******************************

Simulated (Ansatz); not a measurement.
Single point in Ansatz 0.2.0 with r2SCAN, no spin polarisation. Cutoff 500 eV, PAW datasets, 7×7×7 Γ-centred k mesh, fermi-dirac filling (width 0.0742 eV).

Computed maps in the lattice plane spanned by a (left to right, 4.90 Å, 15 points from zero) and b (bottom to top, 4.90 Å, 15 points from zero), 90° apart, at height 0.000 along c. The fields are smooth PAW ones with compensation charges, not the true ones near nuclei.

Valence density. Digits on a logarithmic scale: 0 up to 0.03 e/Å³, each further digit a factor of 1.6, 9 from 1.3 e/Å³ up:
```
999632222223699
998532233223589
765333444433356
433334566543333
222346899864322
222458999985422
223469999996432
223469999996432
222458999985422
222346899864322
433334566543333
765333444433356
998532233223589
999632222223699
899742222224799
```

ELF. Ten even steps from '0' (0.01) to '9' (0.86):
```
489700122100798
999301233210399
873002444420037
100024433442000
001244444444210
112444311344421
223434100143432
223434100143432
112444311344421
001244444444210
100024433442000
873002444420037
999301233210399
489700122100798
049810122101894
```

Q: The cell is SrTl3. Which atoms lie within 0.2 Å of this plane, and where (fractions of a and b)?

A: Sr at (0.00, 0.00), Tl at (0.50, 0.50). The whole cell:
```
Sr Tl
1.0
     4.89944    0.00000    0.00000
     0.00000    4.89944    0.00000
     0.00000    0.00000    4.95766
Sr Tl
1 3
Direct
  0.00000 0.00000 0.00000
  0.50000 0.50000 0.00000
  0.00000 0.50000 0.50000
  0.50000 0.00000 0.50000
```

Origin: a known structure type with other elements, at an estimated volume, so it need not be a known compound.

******************************

## Work item
Through the line that holds "Single point in", repeat the material above exactly, starting at its first line.

## Task answer
Simulated (Ansatz); not a measurement.
Single point in Ansatz 0.2.0 with r2SCAN, no spin polarisation. Cutoff 500 eV, PAW datasets, 7×7×7 Γ-centred k mesh, fermi-dirac filling (width 0.0742 eV).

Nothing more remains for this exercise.